___ Data section

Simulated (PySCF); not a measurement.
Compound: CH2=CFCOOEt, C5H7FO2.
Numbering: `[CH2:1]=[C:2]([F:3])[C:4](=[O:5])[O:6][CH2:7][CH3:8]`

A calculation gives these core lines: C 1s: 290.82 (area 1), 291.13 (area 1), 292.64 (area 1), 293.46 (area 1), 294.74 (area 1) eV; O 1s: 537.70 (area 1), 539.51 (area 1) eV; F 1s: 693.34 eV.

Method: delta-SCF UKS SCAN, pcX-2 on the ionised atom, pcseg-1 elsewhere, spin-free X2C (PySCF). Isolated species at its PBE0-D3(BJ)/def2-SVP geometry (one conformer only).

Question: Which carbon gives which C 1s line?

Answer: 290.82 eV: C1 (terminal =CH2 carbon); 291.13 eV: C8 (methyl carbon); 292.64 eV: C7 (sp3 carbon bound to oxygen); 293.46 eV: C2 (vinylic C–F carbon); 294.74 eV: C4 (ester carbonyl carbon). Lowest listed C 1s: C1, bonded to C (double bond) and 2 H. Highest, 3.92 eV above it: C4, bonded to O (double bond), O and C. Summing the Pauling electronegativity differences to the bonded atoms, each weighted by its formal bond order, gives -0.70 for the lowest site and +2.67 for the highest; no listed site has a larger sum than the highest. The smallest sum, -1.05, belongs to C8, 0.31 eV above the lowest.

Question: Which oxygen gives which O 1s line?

______

▶ [Required action]
The answer is every entry, copied word for word.

▶ [Written reply]
Simulated (PySCF); not a measurement.
Compound: CH2=CFCOOEt, C5H7FO2.
Numbering: `[CH2:1]=[C:2]([F:3])[C:4](=[O:5])[O:6][CH2:7][CH3:8]`

A calculation gives these core lines: C 1s: 290.82 (area 1), 291.13 (area 1), 292.64 (area 1), 293.46 (area 1), 294.74 (area 1) eV; O 1s: 537.70 (area 1), 539.51 (area 1) eV; F 1s: 693.34 eV.

Method: delta-SCF UKS SCAN, pcX-2 on the ionised atom, pcseg-1 elsewhere, spin-free X2C (PySCF). Isolated species at its PBE0-D3(BJ)/def2-SVP geometry (one conformer only).

Question: Which carbon gives which C 1s line?

Answer: 290.82 eV: C1 (terminal =CH2 carbon); 291.13 eV: C8 (methyl carbon); 292.64 eV: C7 (sp3 carbon bound to oxygen); 293.46 eV: C2 (vinylic C–F carbon); 294.74 eV: C4 (ester carbonyl carbon). Lowest listed C 1s: C1, bonded to C (double bond) and 2 H. Highest, 3.92 eV above it: C4, bonded to O (double bond), O and C. Summing the Pauling electronegativity differences to the bonded atoms, each weighted by its formal bond order, gives -0.70 for the lowest site and +2.67 for the highest; no listed site has a larger sum than the highest. The smallest sum, -1.05, belongs to C8, 0.31 eV above the lowest.

Question: Which oxygen gives which O 1s line?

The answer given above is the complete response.